Work order: Exactly as written, give back every record below.

[Start of Attachment]

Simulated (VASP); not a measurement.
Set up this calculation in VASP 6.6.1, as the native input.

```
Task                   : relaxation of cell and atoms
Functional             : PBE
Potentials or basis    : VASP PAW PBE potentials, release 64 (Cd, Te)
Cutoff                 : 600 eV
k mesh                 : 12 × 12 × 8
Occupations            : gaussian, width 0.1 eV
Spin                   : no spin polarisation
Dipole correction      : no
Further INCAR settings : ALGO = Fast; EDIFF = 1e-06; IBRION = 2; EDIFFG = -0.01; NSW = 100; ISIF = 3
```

[End of Attachment]

Exercise result:
Simulated (VASP); not a measurement.
Set up this calculation in VASP 6.6.1, as the native input.

```
Task                   : relaxation of cell and atoms
Functional             : PBE
Potentials or basis    : VASP PAW PBE potentials, release 64 (Cd, Te)
Cutoff                 : 600 eV
k mesh                 : 12 × 12 × 8
Occupations            : gaussian, width 0.1 eV
Spin                   : no spin polarisation
Dipole correction      : no
Further INCAR settings : ALGO = Fast; EDIFF = 1e-06; IBRION = 2; EDIFFG = -0.01; NSW = 100; ISIF = 3
```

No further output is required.